:: WORK REQUEST ::
Each line of the entries, from the first to the line containing "-4.438 eV/atom |", is to be transcribed exactly as it stands; include no other lines.

----------------
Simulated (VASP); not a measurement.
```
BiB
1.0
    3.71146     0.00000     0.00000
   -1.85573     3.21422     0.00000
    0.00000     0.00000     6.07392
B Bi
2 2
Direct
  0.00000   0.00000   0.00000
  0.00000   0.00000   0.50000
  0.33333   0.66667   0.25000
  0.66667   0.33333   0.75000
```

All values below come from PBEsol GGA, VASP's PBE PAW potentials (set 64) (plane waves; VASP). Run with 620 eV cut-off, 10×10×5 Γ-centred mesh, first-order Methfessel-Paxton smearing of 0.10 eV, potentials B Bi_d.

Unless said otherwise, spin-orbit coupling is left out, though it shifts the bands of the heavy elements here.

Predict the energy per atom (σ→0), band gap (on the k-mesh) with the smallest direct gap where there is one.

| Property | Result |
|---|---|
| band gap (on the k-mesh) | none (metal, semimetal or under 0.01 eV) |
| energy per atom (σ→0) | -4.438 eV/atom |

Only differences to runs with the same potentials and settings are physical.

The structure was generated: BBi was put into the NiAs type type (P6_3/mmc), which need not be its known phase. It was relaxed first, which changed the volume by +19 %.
----------------

:: WRITTEN SOLUTION ::
Simulated (VASP); not a measurement.
```
BiB
1.0
    3.71146     0.00000     0.00000
   -1.85573     3.21422     0.00000
    0.00000     0.00000     6.07392
B Bi
2 2
Direct
  0.00000   0.00000   0.00000
  0.00000   0.00000   0.50000
  0.33333   0.66667   0.25000
  0.66667   0.33333   0.75000
```

All values below come from PBEsol GGA, VASP's PBE PAW potentials (set 64) (plane waves; VASP). Run with 620 eV cut-off, 10×10×5 Γ-centred mesh, first-order Methfessel-Paxton smearing of 0.10 eV, potentials B Bi_d.

Unless said otherwise, spin-orbit coupling is left out, though it shifts the bands of the heavy elements here.

Predict the energy per atom (σ→0), band gap (on the k-mesh) with the smallest direct gap where there is one.

| Property | Result |
|---|---|
| band gap (on the k-mesh) | none (metal, semimetal or under 0.01 eV) |
| energy per atom (σ→0) | -4.438 eV/atom |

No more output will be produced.